Data
#####
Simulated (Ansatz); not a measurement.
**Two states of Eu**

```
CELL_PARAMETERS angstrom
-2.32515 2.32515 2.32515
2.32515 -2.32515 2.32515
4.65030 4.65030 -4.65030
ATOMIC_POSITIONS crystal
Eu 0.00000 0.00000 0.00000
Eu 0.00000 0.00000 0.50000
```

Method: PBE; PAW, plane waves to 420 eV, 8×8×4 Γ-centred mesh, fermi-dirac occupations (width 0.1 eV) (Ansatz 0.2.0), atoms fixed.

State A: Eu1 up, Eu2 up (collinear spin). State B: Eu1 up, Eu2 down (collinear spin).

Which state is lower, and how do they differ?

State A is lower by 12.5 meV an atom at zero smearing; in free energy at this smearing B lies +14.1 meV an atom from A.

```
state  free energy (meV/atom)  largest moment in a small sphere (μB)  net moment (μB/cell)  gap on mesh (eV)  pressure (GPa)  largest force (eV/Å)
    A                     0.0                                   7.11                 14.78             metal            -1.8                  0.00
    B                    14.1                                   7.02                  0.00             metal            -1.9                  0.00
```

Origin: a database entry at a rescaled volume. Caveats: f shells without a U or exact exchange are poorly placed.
#####

Using only the entries above, output the line with "states of Eu**", the line with "State A is lower", and all lines between them, exactly as they stand.

Task response
**Two states of Eu**

```
CELL_PARAMETERS angstrom
-2.32515 2.32515 2.32515
2.32515 -2.32515 2.32515
4.65030 4.65030 -4.65030
ATOMIC_POSITIONS crystal
Eu 0.00000 0.00000 0.00000
Eu 0.00000 0.00000 0.50000
```

Method: PBE; PAW, plane waves to 420 eV, 8×8×4 Γ-centred mesh, fermi-dirac occupations (width 0.1 eV) (Ansatz 0.2.0), atoms fixed.

State A: Eu1 up, Eu2 up (collinear spin). State B: Eu1 up, Eu2 down (collinear spin).

Which state is lower, and how do they differ?

State A is lower by 12.5 meV an atom at zero smearing; in free energy at this smearing B lies +14.1 meV an atom from A.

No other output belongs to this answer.